/---

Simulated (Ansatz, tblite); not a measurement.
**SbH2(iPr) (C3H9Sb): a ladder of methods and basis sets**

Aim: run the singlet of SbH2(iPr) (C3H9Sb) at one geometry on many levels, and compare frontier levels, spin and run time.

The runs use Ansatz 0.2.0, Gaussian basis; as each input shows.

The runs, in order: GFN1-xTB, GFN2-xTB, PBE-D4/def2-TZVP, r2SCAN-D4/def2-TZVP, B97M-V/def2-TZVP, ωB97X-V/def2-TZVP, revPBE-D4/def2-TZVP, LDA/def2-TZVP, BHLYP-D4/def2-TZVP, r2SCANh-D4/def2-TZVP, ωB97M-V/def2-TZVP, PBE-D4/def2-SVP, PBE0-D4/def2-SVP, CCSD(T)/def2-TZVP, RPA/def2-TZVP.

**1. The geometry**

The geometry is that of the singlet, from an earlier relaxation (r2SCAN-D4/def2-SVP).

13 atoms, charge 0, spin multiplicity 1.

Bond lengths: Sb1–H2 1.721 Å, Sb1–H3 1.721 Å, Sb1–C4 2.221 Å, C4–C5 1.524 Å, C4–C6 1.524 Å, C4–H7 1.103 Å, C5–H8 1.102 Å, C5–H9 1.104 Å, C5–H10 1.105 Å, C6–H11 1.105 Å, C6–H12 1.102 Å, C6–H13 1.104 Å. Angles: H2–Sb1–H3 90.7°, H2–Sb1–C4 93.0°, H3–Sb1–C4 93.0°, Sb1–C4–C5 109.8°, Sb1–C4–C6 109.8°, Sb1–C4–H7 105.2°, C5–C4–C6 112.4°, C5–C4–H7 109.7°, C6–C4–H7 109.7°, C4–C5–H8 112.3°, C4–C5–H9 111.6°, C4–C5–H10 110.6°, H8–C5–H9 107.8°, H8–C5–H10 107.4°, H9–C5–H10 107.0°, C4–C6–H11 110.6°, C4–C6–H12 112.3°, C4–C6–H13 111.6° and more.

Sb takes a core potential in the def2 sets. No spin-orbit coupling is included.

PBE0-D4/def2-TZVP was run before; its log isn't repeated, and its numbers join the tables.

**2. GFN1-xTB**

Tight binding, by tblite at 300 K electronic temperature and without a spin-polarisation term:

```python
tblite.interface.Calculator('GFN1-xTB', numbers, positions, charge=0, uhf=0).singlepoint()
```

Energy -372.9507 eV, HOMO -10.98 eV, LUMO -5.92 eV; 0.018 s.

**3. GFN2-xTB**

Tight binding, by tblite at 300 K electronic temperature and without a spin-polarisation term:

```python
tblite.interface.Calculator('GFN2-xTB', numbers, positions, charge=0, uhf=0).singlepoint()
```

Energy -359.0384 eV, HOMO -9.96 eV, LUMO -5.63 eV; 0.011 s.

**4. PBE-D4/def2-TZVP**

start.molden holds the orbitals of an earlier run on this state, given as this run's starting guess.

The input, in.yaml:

\---

● Work task
Repeat exactly, and only, the run of lines from the start of the material above through the line that holds "Aim: run the".

● Written solution
Simulated (Ansatz, tblite); not a measurement.
**SbH2(iPr) (C3H9Sb): a ladder of methods and basis sets**

Aim: run the singlet of SbH2(iPr) (C3H9Sb) at one geometry on many levels, and compare frontier levels, spin and run time.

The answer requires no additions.